[Action item] Print the entire listing. Each line must match the original exactly.

★ ★ ★ ★ ★

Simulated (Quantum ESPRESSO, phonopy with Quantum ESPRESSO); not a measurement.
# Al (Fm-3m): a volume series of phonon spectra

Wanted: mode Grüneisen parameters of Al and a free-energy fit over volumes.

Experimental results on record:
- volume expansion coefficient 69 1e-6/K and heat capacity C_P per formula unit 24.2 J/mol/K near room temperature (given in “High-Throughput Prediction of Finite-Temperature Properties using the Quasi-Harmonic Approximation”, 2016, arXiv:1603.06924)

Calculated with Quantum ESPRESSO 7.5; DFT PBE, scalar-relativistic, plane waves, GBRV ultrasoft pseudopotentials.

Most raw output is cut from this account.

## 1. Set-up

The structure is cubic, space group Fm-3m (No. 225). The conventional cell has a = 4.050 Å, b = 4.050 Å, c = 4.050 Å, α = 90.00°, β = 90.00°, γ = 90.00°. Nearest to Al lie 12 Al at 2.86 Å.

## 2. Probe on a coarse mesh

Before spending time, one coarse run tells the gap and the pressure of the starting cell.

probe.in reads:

★ ★ ★ ★ ★

[Task response]
Simulated (Quantum ESPRESSO, phonopy with Quantum ESPRESSO); not a measurement.
# Al (Fm-3m): a volume series of phonon spectra

Wanted: mode Grüneisen parameters of Al and a free-energy fit over volumes.

Experimental results on record:
- volume expansion coefficient 69 1e-6/K and heat capacity C_P per formula unit 24.2 J/mol/K near room temperature (given in “High-Throughput Prediction of Finite-Temperature Properties using the Quasi-Harmonic Approximation”, 2016, arXiv:1603.06924)

Calculated with Quantum ESPRESSO 7.5; DFT PBE, scalar-relativistic, plane waves, GBRV ultrasoft pseudopotentials.

Most raw output is cut from this account.

## 1. Set-up

The structure is cubic, space group Fm-3m (No. 225). The conventional cell has a = 4.050 Å, b = 4.050 Å, c = 4.050 Å, α = 90.00°, β = 90.00°, γ = 90.00°. Nearest to Al lie 12 Al at 2.86 Å.

## 2. Probe on a coarse mesh

Before spending time, one coarse run tells the gap and the pressure of the starting cell.

probe.in reads:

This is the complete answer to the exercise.